### Information
┌──
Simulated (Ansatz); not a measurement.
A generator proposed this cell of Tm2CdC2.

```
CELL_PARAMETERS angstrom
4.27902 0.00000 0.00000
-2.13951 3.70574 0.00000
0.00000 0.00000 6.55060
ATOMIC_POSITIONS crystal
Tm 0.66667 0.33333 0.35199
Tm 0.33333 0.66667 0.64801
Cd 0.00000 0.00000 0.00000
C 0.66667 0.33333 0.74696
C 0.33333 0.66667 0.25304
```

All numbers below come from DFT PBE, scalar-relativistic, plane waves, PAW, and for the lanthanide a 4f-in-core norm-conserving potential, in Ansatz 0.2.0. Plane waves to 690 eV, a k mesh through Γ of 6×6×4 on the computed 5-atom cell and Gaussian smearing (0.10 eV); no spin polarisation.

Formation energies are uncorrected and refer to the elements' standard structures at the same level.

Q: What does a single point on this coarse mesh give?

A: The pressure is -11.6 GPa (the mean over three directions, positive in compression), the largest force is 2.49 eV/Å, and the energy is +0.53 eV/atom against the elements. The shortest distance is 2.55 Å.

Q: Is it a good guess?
└──

### Assigned task
Output exactly the leading lines of the data, up to and including the line marked by "All numbers below".

### Task result
Simulated (Ansatz); not a measurement.
A generator proposed this cell of Tm2CdC2.

```
CELL_PARAMETERS angstrom
4.27902 0.00000 0.00000
-2.13951 3.70574 0.00000
0.00000 0.00000 6.55060
ATOMIC_POSITIONS crystal
Tm 0.66667 0.33333 0.35199
Tm 0.33333 0.66667 0.64801
Cd 0.00000 0.00000 0.00000
C 0.66667 0.33333 0.74696
C 0.33333 0.66667 0.25304
```

All numbers below come from DFT PBE, scalar-relativistic, plane waves, PAW, and for the lanthanide a 4f-in-core norm-conserving potential, in Ansatz 0.2.0. Plane waves to 690 eV, a k mesh through Γ of 6×6×4 on the computed 5-atom cell and Gaussian smearing (0.10 eV); no spin polarisation.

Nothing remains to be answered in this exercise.